**Assignment**
Each entry needs to be restated exactly as written.

**Material shown**
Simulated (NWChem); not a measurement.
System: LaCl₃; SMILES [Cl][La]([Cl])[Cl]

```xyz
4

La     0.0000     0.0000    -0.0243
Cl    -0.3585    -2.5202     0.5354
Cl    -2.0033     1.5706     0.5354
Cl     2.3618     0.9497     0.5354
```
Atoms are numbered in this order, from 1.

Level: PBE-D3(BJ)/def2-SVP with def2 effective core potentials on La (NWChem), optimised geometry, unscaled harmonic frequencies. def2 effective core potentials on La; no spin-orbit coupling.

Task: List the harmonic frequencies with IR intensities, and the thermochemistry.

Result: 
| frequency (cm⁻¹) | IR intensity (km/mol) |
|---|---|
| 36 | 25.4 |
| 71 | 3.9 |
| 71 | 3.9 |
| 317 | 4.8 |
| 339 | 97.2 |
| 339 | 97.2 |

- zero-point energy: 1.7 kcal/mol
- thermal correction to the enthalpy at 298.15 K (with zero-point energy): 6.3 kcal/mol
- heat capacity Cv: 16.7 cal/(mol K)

**Exercise output**
Simulated (NWChem); not a measurement.
System: LaCl₃; SMILES [Cl][La]([Cl])[Cl]

```xyz
4

La     0.0000     0.0000    -0.0243
Cl    -0.3585    -2.5202     0.5354
Cl    -2.0033     1.5706     0.5354
Cl     2.3618     0.9497     0.5354
```
Atoms are numbered in this order, from 1.

Level: PBE-D3(BJ)/def2-SVP with def2 effective core potentials on La (NWChem), optimised geometry, unscaled harmonic frequencies. def2 effective core potentials on La; no spin-orbit coupling.

Task: List the harmonic frequencies with IR intensities, and the thermochemistry.

Result: 
| frequency (cm⁻¹) | IR intensity (km/mol) |
|---|---|
| 36 | 25.4 |
| 71 | 3.9 |
| 71 | 3.9 |
| 317 | 4.8 |
| 339 | 97.2 |
| 339 | 97.2 |

- zero-point energy: 1.7 kcal/mol
- thermal correction to the enthalpy at 298.15 K (with zero-point energy): 6.3 kcal/mol
- heat capacity Cv: 16.7 cal/(mol K)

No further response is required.